### Brief
Only one stretch of the data below is wanted: the lines from the one with "Was self-consistency reached?" through the one with "at the end?", repeated exactly.

### Entries provided
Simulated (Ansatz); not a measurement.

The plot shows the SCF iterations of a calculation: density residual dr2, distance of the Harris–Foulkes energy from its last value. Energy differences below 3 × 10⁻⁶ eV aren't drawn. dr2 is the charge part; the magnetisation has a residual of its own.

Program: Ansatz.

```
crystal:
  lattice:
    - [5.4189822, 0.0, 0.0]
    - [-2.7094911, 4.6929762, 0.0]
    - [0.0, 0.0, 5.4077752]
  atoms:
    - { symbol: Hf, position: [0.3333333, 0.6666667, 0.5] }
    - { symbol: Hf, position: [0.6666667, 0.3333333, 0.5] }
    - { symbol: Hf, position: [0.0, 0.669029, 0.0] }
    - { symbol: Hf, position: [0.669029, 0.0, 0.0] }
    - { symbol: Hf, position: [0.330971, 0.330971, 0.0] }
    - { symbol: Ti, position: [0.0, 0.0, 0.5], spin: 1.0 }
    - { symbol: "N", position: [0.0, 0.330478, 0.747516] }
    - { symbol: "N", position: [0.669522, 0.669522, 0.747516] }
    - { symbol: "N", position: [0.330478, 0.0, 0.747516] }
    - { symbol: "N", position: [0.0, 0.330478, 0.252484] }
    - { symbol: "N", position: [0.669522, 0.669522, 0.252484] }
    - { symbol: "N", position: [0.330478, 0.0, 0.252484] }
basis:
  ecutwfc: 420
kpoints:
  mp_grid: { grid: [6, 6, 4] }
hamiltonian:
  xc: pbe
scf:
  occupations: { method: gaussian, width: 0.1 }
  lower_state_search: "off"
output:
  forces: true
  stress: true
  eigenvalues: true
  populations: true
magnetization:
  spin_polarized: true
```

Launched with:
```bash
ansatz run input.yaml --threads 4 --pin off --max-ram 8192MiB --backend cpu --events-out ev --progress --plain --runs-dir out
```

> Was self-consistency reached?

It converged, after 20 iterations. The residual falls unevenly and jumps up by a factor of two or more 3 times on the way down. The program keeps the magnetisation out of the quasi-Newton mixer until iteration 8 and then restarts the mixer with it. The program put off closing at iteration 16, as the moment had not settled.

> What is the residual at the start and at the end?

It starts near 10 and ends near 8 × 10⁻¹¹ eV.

### Response box
> Was self-consistency reached?

It converged, after 20 iterations. The residual falls unevenly and jumps up by a factor of two or more 3 times on the way down. The program keeps the magnetisation out of the quasi-Newton mixer until iteration 8 and then restarts the mixer with it. The program put off closing at iteration 16, as the moment had not settled.

> What is the residual at the start and at the end?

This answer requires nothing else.